Repeat the entries verbatim.

================

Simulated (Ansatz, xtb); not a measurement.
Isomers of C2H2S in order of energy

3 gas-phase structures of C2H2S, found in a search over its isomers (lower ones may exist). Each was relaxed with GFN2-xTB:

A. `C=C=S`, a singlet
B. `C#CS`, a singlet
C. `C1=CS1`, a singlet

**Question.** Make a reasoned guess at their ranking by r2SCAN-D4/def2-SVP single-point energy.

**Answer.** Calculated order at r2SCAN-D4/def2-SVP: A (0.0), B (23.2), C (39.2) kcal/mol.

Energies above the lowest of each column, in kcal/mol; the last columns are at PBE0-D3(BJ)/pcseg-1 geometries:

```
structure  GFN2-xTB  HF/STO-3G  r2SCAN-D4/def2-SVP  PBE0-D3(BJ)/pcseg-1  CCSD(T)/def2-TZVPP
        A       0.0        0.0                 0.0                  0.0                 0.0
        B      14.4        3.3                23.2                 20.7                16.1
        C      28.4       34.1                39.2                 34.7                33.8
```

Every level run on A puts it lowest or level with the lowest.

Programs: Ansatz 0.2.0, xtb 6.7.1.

================

**ANSWER BOX**
Simulated (Ansatz, xtb); not a measurement.
Isomers of C2H2S in order of energy

3 gas-phase structures of C2H2S, found in a search over its isomers (lower ones may exist). Each was relaxed with GFN2-xTB:

A. `C=C=S`, a singlet
B. `C#CS`, a singlet
C. `C1=CS1`, a singlet

**Question.** Make a reasoned guess at their ranking by r2SCAN-D4/def2-SVP single-point energy.

**Answer.** Calculated order at r2SCAN-D4/def2-SVP: A (0.0), B (23.2), C (39.2) kcal/mol.

Energies above the lowest of each column, in kcal/mol; the last columns are at PBE0-D3(BJ)/pcseg-1 geometries:

```
structure  GFN2-xTB  HF/STO-3G  r2SCAN-D4/def2-SVP  PBE0-D3(BJ)/pcseg-1  CCSD(T)/def2-TZVPP
        A       0.0        0.0                 0.0                  0.0                 0.0
        B      14.4        3.3                23.2                 20.7                16.1
        C      28.4       34.1                39.2                 34.7                33.8
```

Every level run on A puts it lowest or level with the lowest.

Programs: Ansatz 0.2.0, xtb 6.7.1.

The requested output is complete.